*** Data shown ***
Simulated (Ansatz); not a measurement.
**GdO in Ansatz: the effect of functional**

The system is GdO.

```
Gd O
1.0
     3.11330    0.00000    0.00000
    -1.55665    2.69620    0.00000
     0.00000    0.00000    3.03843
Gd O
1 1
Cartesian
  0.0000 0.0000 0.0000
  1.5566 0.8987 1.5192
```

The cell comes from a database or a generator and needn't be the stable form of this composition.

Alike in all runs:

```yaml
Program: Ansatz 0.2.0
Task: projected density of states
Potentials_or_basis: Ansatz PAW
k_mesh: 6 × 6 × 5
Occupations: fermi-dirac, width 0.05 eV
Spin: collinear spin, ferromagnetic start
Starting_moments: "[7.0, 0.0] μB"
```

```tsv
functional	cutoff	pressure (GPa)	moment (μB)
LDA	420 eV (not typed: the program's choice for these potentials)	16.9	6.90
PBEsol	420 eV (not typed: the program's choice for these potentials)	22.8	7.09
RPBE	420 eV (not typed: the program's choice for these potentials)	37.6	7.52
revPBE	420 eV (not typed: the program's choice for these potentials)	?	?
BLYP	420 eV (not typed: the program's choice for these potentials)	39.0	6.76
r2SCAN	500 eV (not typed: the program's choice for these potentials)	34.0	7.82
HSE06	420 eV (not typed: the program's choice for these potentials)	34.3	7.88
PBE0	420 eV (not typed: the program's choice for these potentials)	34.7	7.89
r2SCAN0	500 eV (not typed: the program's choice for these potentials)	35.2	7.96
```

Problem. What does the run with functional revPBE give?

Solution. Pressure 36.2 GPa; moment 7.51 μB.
***

Requirement: Quote exactly the first line of the entries and every line after it, stopping with the line that contains "Problem. What does".

Solution:
Simulated (Ansatz); not a measurement.
**GdO in Ansatz: the effect of functional**

The system is GdO.

```
Gd O
1.0
     3.11330    0.00000    0.00000
    -1.55665    2.69620    0.00000
     0.00000    0.00000    3.03843
Gd O
1 1
Cartesian
  0.0000 0.0000 0.0000
  1.5566 0.8987 1.5192
```

The cell comes from a database or a generator and needn't be the stable form of this composition.

Alike in all runs:

```yaml
Program: Ansatz 0.2.0
Task: projected density of states
Potentials_or_basis: Ansatz PAW
k_mesh: 6 × 6 × 5
Occupations: fermi-dirac, width 0.05 eV
Spin: collinear spin, ferromagnetic start
Starting_moments: "[7.0, 0.0] μB"
```

```tsv
functional	cutoff	pressure (GPa)	moment (μB)
LDA	420 eV (not typed: the program's choice for these potentials)	16.9	6.90
PBEsol	420 eV (not typed: the program's choice for these potentials)	22.8	7.09
RPBE	420 eV (not typed: the program's choice for these potentials)	37.6	7.52
revPBE	420 eV (not typed: the program's choice for these potentials)	?	?
BLYP	420 eV (not typed: the program's choice for these potentials)	39.0	6.76
r2SCAN	500 eV (not typed: the program's choice for these potentials)	34.0	7.82
HSE06	420 eV (not typed: the program's choice for these potentials)	34.3	7.88
PBE0	420 eV (not typed: the program's choice for these potentials)	34.7	7.89
r2SCAN0	500 eV (not typed: the program's choice for these potentials)	35.2	7.96
```

Problem. What does the run with functional revPBE give?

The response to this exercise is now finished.